BEGIN EXTRACTED INFORMATION

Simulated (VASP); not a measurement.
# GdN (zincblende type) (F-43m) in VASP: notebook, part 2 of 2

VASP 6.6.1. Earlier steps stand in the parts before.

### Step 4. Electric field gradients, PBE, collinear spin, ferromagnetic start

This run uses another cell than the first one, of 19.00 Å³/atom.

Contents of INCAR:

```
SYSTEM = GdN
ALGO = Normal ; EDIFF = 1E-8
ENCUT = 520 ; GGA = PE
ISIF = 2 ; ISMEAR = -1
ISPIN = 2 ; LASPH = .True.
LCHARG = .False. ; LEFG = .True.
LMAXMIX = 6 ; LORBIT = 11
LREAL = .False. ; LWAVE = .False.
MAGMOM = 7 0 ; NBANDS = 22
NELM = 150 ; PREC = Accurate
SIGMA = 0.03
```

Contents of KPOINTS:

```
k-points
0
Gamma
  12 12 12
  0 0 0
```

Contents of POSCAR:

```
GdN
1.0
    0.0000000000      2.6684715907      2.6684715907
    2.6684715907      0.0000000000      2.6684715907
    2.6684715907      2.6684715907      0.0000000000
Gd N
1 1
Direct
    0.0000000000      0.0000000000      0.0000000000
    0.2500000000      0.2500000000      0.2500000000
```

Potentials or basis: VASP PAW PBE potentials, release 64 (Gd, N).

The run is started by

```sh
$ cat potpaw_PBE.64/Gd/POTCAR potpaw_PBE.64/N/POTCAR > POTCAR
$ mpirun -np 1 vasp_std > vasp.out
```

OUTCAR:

END EXTRACTED INFORMATION

Your reply must be a faithful copy of each entry above.

Simulated (VASP); not a measurement.
# GdN (zincblende type) (F-43m) in VASP: notebook, part 2 of 2

VASP 6.6.1. Earlier steps stand in the parts before.

### Step 4. Electric field gradients, PBE, collinear spin, ferromagnetic start

This run uses another cell than the first one, of 19.00 Å³/atom.

Contents of INCAR:

```
SYSTEM = GdN
ALGO = Normal ; EDIFF = 1E-8
ENCUT = 520 ; GGA = PE
ISIF = 2 ; ISMEAR = -1
ISPIN = 2 ; LASPH = .True.
LCHARG = .False. ; LEFG = .True.
LMAXMIX = 6 ; LORBIT = 11
LREAL = .False. ; LWAVE = .False.
MAGMOM = 7 0 ; NBANDS = 22
NELM = 150 ; PREC = Accurate
SIGMA = 0.03
```

Contents of KPOINTS:

```
k-points
0
Gamma
  12 12 12
  0 0 0
```

Contents of POSCAR:

```
GdN
1.0
    0.0000000000      2.6684715907      2.6684715907
    2.6684715907      0.0000000000      2.6684715907
    2.6684715907      2.6684715907      0.0000000000
Gd N
1 1
Direct
    0.0000000000      0.0000000000      0.0000000000
    0.2500000000      0.2500000000      0.2500000000
```

Potentials or basis: VASP PAW PBE potentials, release 64 (Gd, N).

The run is started by

```sh
$ cat potpaw_PBE.64/Gd/POTCAR potpaw_PBE.64/N/POTCAR > POTCAR
$ mpirun -np 1 vasp_std > vasp.out
```

OUTCAR:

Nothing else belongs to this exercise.